** DATA UNDER STUDY follows **
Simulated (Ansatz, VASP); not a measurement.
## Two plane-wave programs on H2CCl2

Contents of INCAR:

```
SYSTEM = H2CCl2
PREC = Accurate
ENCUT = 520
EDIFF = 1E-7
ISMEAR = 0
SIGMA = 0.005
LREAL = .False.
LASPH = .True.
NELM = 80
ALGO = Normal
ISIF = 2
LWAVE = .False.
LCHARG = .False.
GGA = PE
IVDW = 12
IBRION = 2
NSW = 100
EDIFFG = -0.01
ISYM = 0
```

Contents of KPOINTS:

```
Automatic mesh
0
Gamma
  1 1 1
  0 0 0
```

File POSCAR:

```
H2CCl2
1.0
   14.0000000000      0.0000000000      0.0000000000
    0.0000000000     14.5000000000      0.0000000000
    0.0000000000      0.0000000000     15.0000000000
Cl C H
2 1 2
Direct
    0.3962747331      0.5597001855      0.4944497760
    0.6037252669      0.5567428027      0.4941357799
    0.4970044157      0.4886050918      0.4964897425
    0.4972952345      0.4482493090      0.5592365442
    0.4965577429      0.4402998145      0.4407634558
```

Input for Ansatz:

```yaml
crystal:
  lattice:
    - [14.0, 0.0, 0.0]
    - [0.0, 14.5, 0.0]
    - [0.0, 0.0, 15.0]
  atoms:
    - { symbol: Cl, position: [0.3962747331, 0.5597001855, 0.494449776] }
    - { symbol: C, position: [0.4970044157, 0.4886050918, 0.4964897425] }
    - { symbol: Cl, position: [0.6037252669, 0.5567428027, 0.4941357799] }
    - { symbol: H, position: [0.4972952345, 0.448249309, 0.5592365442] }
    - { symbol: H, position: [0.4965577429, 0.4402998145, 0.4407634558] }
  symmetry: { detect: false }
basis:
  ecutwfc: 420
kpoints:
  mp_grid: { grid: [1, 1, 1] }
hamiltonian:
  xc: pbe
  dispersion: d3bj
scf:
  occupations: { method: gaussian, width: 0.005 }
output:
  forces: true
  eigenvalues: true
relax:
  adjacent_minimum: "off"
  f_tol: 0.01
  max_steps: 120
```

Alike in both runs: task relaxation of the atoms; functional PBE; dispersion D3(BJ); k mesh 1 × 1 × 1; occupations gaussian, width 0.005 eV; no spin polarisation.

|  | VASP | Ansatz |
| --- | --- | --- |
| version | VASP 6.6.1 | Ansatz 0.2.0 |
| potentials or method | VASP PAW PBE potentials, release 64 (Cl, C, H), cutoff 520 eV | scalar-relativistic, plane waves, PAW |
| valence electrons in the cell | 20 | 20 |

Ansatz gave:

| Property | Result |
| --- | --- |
** End of DATA UNDER STUDY **

WORK INSTRUCTION:
Everything from the line containing "waves, PAW |" through the line containing "Property | Result |" in the material above should be retyped exactly, both ends included, and nothing more.

WRITTEN ANSWER:
| potentials or method | VASP PAW PBE potentials, release 64 (Cl, C, H), cutoff 520 eV | scalar-relativistic, plane waves, PAW |
| valence electrons in the cell | 20 | 20 |

Ansatz gave:

| Property | Result |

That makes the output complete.